◆ DATA RECORDS

=-=-=-=-=

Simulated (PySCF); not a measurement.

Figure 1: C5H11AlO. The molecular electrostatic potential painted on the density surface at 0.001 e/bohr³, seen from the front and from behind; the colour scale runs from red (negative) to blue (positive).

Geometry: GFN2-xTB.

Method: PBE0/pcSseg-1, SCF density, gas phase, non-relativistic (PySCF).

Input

=-=-=-=-=

Only the lines from the start of the material through the line containing "Method: PBE0/pcSseg-1, SCF" should be repeated, and they should be repeated exactly.

◆ EXERCISE SOLUTION
Simulated (PySCF); not a measurement.

Figure 1: C5H11AlO. The molecular electrostatic potential painted on the density surface at 0.001 e/bohr³, seen from the front and from behind; the colour scale runs from red (negative) to blue (positive).

Geometry: GFN2-xTB.

Method: PBE0/pcSseg-1, SCF density, gas phase, non-relativistic (PySCF).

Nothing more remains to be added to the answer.